*ENTRIES SUPPLIED*.
▼

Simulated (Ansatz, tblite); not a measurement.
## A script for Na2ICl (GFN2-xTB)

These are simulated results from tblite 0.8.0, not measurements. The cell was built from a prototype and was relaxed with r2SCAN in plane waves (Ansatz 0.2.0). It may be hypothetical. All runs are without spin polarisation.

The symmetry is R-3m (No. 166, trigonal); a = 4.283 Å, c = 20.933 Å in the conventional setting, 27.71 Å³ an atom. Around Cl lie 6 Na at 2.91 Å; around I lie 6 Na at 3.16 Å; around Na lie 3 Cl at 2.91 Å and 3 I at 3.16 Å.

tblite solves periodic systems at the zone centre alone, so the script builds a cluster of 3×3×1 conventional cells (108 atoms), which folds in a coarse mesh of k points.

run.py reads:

▲

*WORK REQUEST*. Without any change, write the listing out again.

*TASK RESPONSE*.
Simulated (Ansatz, tblite); not a measurement.
## A script for Na2ICl (GFN2-xTB)

These are simulated results from tblite 0.8.0, not measurements. The cell was built from a prototype and was relaxed with r2SCAN in plane waves (Ansatz 0.2.0). It may be hypothetical. All runs are without spin polarisation.

The symmetry is R-3m (No. 166, trigonal); a = 4.283 Å, c = 20.933 Å in the conventional setting, 27.71 Å³ an atom. Around Cl lie 6 Na at 2.91 Å; around I lie 6 Na at 3.16 Å; around Na lie 3 Cl at 2.91 Å and 3 I at 3.16 Å.

tblite solves periodic systems at the zone centre alone, so the script builds a cluster of 3×3×1 conventional cells (108 atoms), which folds in a coarse mesh of k points.

run.py reads:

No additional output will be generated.